EXERCISE: Set down, please, exactly the lines below that run from the line with "Coordinates optimised at" to the line with "Charge 0, spin multiplicity 4.", both lines included.

..........

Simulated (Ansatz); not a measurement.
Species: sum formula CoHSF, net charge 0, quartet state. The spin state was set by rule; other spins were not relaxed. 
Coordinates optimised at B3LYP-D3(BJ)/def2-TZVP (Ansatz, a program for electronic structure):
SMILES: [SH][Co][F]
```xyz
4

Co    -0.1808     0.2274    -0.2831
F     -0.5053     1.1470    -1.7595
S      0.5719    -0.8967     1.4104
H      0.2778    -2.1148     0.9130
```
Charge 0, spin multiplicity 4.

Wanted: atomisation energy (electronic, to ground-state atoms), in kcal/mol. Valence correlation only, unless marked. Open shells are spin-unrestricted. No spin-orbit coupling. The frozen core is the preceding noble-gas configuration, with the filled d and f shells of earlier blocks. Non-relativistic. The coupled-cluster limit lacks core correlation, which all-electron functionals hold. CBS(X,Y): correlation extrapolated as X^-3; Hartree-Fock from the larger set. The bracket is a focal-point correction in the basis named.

..........

TASK ANSWER:
Coordinates optimised at B3LYP-D3(BJ)/def2-TZVP (Ansatz, a program for electronic structure):
SMILES: [SH][Co][F]
```xyz
4

Co    -0.1808     0.2274    -0.2831
F     -0.5053     1.1470    -1.7595
S      0.5719    -0.8967     1.4104
H      0.2778    -2.1148     0.9130
```
Charge 0, spin multiplicity 4.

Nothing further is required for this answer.